**SUPPLIED RECORDS**
───
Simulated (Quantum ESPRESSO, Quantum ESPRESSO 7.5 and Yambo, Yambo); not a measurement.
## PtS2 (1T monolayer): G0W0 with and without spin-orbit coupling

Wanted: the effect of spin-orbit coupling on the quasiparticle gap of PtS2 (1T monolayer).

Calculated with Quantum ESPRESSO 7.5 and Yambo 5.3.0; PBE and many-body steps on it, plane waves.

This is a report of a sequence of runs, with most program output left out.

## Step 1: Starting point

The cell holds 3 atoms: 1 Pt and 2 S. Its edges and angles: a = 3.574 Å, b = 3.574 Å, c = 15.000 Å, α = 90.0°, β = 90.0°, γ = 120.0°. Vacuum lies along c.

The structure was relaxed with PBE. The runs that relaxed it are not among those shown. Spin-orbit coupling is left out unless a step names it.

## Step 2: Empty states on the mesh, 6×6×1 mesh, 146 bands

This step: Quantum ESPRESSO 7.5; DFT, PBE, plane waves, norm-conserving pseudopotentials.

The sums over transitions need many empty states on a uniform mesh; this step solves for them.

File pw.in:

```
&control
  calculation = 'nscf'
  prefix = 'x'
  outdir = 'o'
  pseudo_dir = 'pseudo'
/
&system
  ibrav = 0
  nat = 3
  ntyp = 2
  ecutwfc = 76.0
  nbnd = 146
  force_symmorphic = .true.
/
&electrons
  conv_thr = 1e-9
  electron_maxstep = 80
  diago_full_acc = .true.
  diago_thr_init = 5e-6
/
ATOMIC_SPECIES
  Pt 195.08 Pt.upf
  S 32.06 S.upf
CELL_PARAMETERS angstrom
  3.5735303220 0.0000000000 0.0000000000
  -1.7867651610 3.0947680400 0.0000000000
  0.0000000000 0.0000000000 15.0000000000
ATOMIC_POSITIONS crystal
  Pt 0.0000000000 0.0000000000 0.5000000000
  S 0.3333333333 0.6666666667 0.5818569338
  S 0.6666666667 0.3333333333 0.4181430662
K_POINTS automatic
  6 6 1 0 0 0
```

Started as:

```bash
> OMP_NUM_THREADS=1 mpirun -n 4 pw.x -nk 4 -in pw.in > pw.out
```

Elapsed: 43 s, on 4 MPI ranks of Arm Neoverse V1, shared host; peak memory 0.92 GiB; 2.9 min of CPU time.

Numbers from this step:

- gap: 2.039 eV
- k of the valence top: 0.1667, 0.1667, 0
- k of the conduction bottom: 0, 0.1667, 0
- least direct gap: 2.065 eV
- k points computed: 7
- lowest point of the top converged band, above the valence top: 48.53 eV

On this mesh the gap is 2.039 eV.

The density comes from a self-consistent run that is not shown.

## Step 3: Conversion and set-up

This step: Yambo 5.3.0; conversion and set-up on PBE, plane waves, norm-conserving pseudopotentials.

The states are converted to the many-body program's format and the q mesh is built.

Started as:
───

**WORK ITEM**
All lines from the opening of the material through the line that contains "The cell holds" are to be printed exactly, with no others.

**EXERCISE RESULT**
Simulated (Quantum ESPRESSO, Quantum ESPRESSO 7.5 and Yambo, Yambo); not a measurement.
## PtS2 (1T monolayer): G0W0 with and without spin-orbit coupling

Wanted: the effect of spin-orbit coupling on the quasiparticle gap of PtS2 (1T monolayer).

Calculated with Quantum ESPRESSO 7.5 and Yambo 5.3.0; PBE and many-body steps on it, plane waves.

This is a report of a sequence of runs, with most program output left out.

## Step 1: Starting point

The cell holds 3 atoms: 1 Pt and 2 S. Its edges and angles: a = 3.574 Å, b = 3.574 Å, c = 15.000 Å, α = 90.0°, β = 90.0°, γ = 120.0°. Vacuum lies along c.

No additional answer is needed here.